Source information Block Start
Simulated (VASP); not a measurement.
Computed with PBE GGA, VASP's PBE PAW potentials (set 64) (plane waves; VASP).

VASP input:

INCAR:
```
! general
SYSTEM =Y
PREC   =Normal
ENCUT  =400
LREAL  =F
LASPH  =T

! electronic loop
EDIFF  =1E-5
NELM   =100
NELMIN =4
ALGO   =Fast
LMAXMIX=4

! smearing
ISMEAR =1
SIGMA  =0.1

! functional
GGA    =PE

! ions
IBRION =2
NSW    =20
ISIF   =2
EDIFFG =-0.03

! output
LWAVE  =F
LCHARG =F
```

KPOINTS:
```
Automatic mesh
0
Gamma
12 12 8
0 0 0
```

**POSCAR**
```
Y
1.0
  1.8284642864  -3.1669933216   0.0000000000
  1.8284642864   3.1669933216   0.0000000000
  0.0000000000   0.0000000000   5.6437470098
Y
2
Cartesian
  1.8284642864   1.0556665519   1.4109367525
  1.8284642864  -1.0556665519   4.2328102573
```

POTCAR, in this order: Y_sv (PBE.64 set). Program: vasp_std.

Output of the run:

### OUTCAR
Source information Block End

Up to and including the line with "POTCAR, in this", write out the records above exactly, starting from their first line.

Simulated (VASP); not a measurement.
Computed with PBE GGA, VASP's PBE PAW potentials (set 64) (plane waves; VASP).

VASP input:

INCAR:
```
! general
SYSTEM =Y
PREC   =Normal
ENCUT  =400
LREAL  =F
LASPH  =T

! electronic loop
EDIFF  =1E-5
NELM   =100
NELMIN =4
ALGO   =Fast
LMAXMIX=4

! smearing
ISMEAR =1
SIGMA  =0.1

! functional
GGA    =PE

! ions
IBRION =2
NSW    =20
ISIF   =2
EDIFFG =-0.03

! output
LWAVE  =F
LCHARG =F
```

KPOINTS:
```
Automatic mesh
0
Gamma
12 12 8
0 0 0
```

**POSCAR**
```
Y
1.0
  1.8284642864  -3.1669933216   0.0000000000
  1.8284642864   3.1669933216   0.0000000000
  0.0000000000   0.0000000000   5.6437470098
Y
2
Cartesian
  1.8284642864   1.0556665519   1.4109367525
  1.8284642864  -1.0556665519   4.2328102573
```

POTCAR, in this order: Y_sv (PBE.64 set). Program: vasp_std.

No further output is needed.